(Beginning of DATA EXCERPTS)

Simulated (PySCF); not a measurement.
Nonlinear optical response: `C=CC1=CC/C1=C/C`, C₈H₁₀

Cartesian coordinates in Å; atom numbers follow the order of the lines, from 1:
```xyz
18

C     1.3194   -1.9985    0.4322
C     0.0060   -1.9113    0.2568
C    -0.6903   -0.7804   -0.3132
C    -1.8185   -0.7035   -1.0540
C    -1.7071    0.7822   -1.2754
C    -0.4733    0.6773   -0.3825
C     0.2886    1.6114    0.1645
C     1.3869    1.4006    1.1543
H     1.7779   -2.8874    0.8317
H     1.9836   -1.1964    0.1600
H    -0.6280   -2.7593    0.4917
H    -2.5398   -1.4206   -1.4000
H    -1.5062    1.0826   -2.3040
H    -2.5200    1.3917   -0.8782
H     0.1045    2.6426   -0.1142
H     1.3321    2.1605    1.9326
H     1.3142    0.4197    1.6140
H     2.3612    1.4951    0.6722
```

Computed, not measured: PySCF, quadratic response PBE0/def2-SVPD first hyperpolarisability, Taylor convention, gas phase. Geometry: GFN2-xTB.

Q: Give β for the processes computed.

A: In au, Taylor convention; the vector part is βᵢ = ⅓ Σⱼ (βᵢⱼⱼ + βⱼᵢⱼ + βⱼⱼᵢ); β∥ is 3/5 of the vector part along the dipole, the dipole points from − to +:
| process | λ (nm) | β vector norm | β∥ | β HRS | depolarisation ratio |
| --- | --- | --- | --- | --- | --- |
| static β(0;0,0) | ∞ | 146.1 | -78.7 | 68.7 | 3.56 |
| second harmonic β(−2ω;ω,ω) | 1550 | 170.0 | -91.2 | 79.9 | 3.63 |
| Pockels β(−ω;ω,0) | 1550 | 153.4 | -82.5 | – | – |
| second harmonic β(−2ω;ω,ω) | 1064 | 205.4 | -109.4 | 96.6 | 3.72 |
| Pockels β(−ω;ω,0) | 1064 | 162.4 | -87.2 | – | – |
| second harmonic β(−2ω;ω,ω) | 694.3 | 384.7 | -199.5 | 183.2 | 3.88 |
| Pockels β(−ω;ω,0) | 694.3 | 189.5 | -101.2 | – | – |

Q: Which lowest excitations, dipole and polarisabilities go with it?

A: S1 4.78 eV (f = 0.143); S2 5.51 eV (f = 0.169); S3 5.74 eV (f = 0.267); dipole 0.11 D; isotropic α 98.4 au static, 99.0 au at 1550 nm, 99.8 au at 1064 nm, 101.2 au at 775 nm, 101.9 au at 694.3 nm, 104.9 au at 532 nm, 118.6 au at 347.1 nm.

(End of DATA EXCERPTS)

[ACTION ITEM] Starting at the line above that contains "96.6 | 3.72 |", repeat each line exactly up to and including the line that contains "Q: Which lowest", and stop there.

[ANSWER SECTION]
| second harmonic β(−2ω;ω,ω) | 1064 | 205.4 | -109.4 | 96.6 | 3.72 |
| Pockels β(−ω;ω,0) | 1064 | 162.4 | -87.2 | – | – |
| second harmonic β(−2ω;ω,ω) | 694.3 | 384.7 | -199.5 | 183.2 | 3.88 |
| Pockels β(−ω;ω,0) | 694.3 | 189.5 | -101.2 | – | – |

Q: Which lowest excitations, dipole and polarisabilities go with it?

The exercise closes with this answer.